Down to the last character, transcribe every record.

● **LISTED ENTRIES**

☆ ☆ ☆ ☆ ☆ ☆ ☆

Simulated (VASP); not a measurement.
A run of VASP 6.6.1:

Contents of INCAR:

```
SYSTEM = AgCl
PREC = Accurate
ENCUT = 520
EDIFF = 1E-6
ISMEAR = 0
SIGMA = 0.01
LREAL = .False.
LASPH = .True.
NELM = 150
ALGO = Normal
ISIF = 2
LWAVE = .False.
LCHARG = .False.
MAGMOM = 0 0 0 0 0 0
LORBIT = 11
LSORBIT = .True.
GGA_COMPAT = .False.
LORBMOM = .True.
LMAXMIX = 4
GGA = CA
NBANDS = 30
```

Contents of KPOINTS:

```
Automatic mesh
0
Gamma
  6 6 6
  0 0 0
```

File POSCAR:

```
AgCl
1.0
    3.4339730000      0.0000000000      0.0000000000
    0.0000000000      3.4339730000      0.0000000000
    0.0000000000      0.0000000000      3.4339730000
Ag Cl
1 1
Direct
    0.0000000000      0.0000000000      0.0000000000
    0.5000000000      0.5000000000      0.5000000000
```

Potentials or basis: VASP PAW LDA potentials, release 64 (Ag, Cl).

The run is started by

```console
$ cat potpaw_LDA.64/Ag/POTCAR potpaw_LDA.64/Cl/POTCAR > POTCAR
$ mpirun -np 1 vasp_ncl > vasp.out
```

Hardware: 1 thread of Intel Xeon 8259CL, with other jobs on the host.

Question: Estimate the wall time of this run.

☆ ☆ ☆ ☆ ☆ ☆ ☆

● **RESPONSE BOX**
Simulated (VASP); not a measurement.
A run of VASP 6.6.1:

Contents of INCAR:

```
SYSTEM = AgCl
PREC = Accurate
ENCUT = 520
EDIFF = 1E-6
ISMEAR = 0
SIGMA = 0.01
LREAL = .False.
LASPH = .True.
NELM = 150
ALGO = Normal
ISIF = 2
LWAVE = .False.
LCHARG = .False.
MAGMOM = 0 0 0 0 0 0
LORBIT = 11
LSORBIT = .True.
GGA_COMPAT = .False.
LORBMOM = .True.
LMAXMIX = 4
GGA = CA
NBANDS = 30
```

Contents of KPOINTS:

```
Automatic mesh
0
Gamma
  6 6 6
  0 0 0
```

File POSCAR:

```
AgCl
1.0
    3.4339730000      0.0000000000      0.0000000000
    0.0000000000      3.4339730000      0.0000000000
    0.0000000000      0.0000000000      3.4339730000
Ag Cl
1 1
Direct
    0.0000000000      0.0000000000      0.0000000000
    0.5000000000      0.5000000000      0.5000000000
```

Potentials or basis: VASP PAW LDA potentials, release 64 (Ag, Cl).

The run is started by

```console
$ cat potpaw_LDA.64/Ag/POTCAR potpaw_LDA.64/Cl/POTCAR > POTCAR
$ mpirun -np 1 vasp_ncl > vasp.out
```

Hardware: 1 thread of Intel Xeon 8259CL, with other jobs on the host.

Question: Estimate the wall time of this run.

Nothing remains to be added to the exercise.